REQUIRED ACTION. Word for word, return the lines from the top of the listing to the line containing "Describe the 3D structure.", both ends included, and no others.

START SOURCE DATA

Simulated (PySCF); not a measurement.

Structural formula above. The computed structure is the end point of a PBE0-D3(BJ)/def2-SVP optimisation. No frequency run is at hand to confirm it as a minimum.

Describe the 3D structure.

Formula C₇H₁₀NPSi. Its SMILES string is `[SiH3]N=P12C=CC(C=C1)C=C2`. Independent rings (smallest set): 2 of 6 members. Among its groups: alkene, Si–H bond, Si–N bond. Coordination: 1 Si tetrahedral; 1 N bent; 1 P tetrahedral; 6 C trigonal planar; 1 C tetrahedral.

END SOURCE DATA

YOUR RESPONSE.
Simulated (PySCF); not a measurement.

Structural formula above. The computed structure is the end point of a PBE0-D3(BJ)/def2-SVP optimisation. No frequency run is at hand to confirm it as a minimum.

Describe the 3D structure.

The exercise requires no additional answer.